### Information shown
○ ○ ○ ○ ○ ○ ○

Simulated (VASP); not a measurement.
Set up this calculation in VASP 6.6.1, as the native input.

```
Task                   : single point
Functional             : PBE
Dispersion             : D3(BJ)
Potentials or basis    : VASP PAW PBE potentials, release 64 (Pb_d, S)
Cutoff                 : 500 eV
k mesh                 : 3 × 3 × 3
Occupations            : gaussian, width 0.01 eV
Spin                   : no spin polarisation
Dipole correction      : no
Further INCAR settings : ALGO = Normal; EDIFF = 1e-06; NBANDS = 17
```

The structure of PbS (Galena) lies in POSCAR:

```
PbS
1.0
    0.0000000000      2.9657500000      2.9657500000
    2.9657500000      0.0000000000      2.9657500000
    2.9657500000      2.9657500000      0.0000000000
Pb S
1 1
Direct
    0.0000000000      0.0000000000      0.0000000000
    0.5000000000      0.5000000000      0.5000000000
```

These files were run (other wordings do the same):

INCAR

○ ○ ○ ○ ○ ○ ○

### Requirement
Quote the records above from their first line through the line containing "These files were", both ends included.

### Exercise answer
Simulated (VASP); not a measurement.
Set up this calculation in VASP 6.6.1, as the native input.

```
Task                   : single point
Functional             : PBE
Dispersion             : D3(BJ)
Potentials or basis    : VASP PAW PBE potentials, release 64 (Pb_d, S)
Cutoff                 : 500 eV
k mesh                 : 3 × 3 × 3
Occupations            : gaussian, width 0.01 eV
Spin                   : no spin polarisation
Dipole correction      : no
Further INCAR settings : ALGO = Normal; EDIFF = 1e-06; NBANDS = 17
```

The structure of PbS (Galena) lies in POSCAR:

```
PbS
1.0
    0.0000000000      2.9657500000      2.9657500000
    2.9657500000      0.0000000000      2.9657500000
    2.9657500000      2.9657500000      0.0000000000
Pb S
1 1
Direct
    0.0000000000      0.0000000000      0.0000000000
    0.5000000000      0.5000000000      0.5000000000
```

These files were run (other wordings do the same):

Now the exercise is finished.